------------------------------------------------
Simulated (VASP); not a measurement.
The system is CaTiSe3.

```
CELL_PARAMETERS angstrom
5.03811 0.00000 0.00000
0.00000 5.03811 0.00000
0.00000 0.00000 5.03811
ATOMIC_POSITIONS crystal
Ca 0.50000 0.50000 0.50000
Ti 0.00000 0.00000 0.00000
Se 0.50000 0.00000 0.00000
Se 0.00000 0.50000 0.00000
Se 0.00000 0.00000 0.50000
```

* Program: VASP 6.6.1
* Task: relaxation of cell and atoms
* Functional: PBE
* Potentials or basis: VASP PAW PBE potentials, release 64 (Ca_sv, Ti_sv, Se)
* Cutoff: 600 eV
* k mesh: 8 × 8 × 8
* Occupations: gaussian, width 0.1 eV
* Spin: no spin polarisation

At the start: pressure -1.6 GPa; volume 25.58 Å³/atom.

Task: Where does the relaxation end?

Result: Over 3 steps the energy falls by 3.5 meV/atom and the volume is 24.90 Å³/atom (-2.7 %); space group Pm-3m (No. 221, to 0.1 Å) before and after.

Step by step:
------------------------------------------------

Assignment =>
Your answer should be the full set of records above, restated exactly.

Answer space =>
Simulated (VASP); not a measurement.
The system is CaTiSe3.

```
CELL_PARAMETERS angstrom
5.03811 0.00000 0.00000
0.00000 5.03811 0.00000
0.00000 0.00000 5.03811
ATOMIC_POSITIONS crystal
Ca 0.50000 0.50000 0.50000
Ti 0.00000 0.00000 0.00000
Se 0.50000 0.00000 0.00000
Se 0.00000 0.50000 0.00000
Se 0.00000 0.00000 0.50000
```

* Program: VASP 6.6.1
* Task: relaxation of cell and atoms
* Functional: PBE
* Potentials or basis: VASP PAW PBE potentials, release 64 (Ca_sv, Ti_sv, Se)
* Cutoff: 600 eV
* k mesh: 8 × 8 × 8
* Occupations: gaussian, width 0.1 eV
* Spin: no spin polarisation

At the start: pressure -1.6 GPa; volume 25.58 Å³/atom.

Task: Where does the relaxation end?

Result: Over 3 steps the energy falls by 3.5 meV/atom and the volume is 24.90 Å³/atom (-2.7 %); space group Pm-3m (No. 221, to 0.1 Å) before and after.

Step by step:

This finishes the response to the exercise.